::::::::::

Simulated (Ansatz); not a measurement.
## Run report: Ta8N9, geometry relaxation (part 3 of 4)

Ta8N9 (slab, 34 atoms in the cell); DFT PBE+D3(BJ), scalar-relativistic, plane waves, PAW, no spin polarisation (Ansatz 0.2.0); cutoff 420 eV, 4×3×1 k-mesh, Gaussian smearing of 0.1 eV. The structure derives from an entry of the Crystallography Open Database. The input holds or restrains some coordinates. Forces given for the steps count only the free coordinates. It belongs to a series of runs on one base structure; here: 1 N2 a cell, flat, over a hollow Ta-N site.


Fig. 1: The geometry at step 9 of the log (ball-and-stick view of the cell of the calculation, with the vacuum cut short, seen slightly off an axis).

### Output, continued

::::::::::

▶ _ASSIGNMENT_:
Both end lines included, restate word for word the lines above from the line with "Ta8N9 (slab, 34" to the line with "Fig. 1: The", and nothing else.

▶ _RESPONSE AREA_:
Ta8N9 (slab, 34 atoms in the cell); DFT PBE+D3(BJ), scalar-relativistic, plane waves, PAW, no spin polarisation (Ansatz 0.2.0); cutoff 420 eV, 4×3×1 k-mesh, Gaussian smearing of 0.1 eV. The structure derives from an entry of the Crystallography Open Database. The input holds or restrains some coordinates. Forces given for the steps count only the free coordinates. It belongs to a series of runs on one base structure; here: 1 N2 a cell, flat, over a hollow Ta-N site.


Fig. 1: The geometry at step 9 of the log (ball-and-stick view of the cell of the calculation, with the vacuum cut short, seen slightly off an axis).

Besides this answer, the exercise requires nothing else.